▶ ASSIGNED TASK
Repeat, exactly as written, the lines of the records below from the first through the line with "Geometry PBE0-D3(BJ)/def2-SVP throughout;", but none past it.

▶ RECORD EXTRACTS
■ ■ ■ ■ ■
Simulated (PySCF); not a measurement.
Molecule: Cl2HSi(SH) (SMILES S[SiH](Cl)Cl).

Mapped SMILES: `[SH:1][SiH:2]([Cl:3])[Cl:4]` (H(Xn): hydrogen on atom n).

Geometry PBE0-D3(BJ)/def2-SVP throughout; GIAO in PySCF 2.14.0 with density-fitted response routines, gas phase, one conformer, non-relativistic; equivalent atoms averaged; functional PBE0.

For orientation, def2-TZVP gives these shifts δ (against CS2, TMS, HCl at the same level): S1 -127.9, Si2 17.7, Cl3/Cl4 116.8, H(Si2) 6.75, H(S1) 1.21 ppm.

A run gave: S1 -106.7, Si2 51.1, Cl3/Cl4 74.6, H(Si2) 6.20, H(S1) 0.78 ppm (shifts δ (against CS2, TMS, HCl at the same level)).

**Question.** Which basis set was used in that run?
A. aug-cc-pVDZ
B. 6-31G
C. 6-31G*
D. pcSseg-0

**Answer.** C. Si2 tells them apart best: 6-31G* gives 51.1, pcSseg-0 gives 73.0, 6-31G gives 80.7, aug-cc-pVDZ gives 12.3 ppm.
■ ■ ■ ■ ■

▶ WRITTEN SOLUTION
Simulated (PySCF); not a measurement.
Molecule: Cl2HSi(SH) (SMILES S[SiH](Cl)Cl).

Mapped SMILES: `[SH:1][SiH:2]([Cl:3])[Cl:4]` (H(Xn): hydrogen on atom n).

Geometry PBE0-D3(BJ)/def2-SVP throughout; GIAO in PySCF 2.14.0 with density-fitted response routines, gas phase, one conformer, non-relativistic; equivalent atoms averaged; functional PBE0.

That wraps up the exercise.